§ Activity
Could you write out the listing below again, exactly?

§ Source information
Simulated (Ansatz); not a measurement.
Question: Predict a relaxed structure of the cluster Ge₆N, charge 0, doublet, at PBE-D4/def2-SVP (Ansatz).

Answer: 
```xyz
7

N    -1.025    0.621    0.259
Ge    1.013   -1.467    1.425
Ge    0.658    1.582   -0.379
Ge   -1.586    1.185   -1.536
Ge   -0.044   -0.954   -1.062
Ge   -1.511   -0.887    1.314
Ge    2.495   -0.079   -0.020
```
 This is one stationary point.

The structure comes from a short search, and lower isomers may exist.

§ Worked solution
Simulated (Ansatz); not a measurement.
Question: Predict a relaxed structure of the cluster Ge₆N, charge 0, doublet, at PBE-D4/def2-SVP (Ansatz).

Answer: 
```xyz
7

N    -1.025    0.621    0.259
Ge    1.013   -1.467    1.425
Ge    0.658    1.582   -0.379
Ge   -1.586    1.185   -1.536
Ge   -0.044   -0.954   -1.062
Ge   -1.511   -0.887    1.314
Ge    2.495   -0.079   -0.020
```
 This is one stationary point.

The structure comes from a short search, and lower isomers may exist.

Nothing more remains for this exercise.